→ **Available data**
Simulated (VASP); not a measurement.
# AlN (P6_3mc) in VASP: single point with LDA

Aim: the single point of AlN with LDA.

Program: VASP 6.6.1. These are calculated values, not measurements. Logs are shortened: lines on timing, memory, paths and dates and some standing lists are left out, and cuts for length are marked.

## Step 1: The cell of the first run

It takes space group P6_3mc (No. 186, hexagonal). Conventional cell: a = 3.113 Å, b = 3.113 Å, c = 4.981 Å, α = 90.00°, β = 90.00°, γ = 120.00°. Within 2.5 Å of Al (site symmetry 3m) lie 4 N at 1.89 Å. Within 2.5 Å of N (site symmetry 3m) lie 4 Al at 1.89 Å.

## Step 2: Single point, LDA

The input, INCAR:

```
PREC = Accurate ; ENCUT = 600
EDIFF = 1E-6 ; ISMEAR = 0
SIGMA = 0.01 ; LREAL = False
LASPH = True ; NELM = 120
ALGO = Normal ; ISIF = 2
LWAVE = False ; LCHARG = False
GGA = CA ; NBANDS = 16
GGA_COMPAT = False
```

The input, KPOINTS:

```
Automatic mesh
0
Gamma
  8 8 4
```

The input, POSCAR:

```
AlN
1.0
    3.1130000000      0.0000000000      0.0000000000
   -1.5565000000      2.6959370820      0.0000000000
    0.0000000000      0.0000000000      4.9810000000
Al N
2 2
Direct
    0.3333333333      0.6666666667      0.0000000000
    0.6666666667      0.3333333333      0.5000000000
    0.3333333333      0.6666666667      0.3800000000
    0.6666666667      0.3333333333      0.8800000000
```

→ **Assignment**
Your task is to retype the entries verbatim, starting with the line that holds "Aim: the single point of AlN with LDA." and stopping after the line that holds "## Step 2: Single point, LDA".

→ **Response area**
Aim: the single point of AlN with LDA.

Program: VASP 6.6.1. These are calculated values, not measurements. Logs are shortened: lines on timing, memory, paths and dates and some standing lists are left out, and cuts for length are marked.

## Step 1: The cell of the first run

It takes space group P6_3mc (No. 186, hexagonal). Conventional cell: a = 3.113 Å, b = 3.113 Å, c = 4.981 Å, α = 90.00°, β = 90.00°, γ = 120.00°. Within 2.5 Å of Al (site symmetry 3m) lie 4 N at 1.89 Å. Within 2.5 Å of N (site symmetry 3m) lie 4 Al at 1.89 Å.

## Step 2: Single point, LDA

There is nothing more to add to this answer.